▶ **EXERCISE**
Write out the data below exactly, from its first line to the line containing "Method: single points", that line included.

▶ **RECORD EXTRACTS**
........

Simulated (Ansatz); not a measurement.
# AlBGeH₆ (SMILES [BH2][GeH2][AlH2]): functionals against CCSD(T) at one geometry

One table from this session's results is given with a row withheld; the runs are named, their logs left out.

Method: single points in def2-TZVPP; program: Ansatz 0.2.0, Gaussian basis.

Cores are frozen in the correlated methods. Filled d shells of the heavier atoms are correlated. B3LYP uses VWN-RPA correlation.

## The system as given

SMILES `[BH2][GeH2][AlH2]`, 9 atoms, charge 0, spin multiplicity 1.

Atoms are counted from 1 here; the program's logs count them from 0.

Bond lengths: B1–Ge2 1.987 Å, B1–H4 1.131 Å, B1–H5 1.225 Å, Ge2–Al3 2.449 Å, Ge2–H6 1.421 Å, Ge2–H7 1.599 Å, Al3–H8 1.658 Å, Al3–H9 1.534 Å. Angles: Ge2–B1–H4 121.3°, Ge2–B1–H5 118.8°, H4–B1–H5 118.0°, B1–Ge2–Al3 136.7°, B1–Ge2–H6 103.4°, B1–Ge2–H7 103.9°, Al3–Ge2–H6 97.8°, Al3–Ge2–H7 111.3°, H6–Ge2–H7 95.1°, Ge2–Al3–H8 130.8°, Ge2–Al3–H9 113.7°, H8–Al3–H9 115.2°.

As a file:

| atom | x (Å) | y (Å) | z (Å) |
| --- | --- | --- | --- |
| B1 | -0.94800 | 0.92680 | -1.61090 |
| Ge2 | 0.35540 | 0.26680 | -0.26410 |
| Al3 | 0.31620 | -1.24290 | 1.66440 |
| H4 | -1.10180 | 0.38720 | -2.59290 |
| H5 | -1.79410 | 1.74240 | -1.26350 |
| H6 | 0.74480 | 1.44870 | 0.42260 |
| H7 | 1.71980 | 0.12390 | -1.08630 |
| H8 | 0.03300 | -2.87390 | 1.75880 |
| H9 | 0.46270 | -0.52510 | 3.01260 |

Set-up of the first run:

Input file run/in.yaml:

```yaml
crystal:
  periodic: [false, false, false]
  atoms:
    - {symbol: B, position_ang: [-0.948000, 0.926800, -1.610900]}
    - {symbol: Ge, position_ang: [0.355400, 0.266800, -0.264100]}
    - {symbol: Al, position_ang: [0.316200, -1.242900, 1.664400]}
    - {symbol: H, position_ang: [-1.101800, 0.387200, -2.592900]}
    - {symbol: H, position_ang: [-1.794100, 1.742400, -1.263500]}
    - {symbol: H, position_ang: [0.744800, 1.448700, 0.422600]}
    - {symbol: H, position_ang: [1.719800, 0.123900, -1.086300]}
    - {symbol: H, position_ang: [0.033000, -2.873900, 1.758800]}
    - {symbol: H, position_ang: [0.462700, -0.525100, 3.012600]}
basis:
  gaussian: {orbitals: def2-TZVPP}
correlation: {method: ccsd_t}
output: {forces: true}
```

........

▶ **EXERCISE SOLUTION**
Simulated (Ansatz); not a measurement.
# AlBGeH₆ (SMILES [BH2][GeH2][AlH2]): functionals against CCSD(T) at one geometry

One table from this session's results is given with a row withheld; the runs are named, their logs left out.

Method: single points in def2-TZVPP; program: Ansatz 0.2.0, Gaussian basis.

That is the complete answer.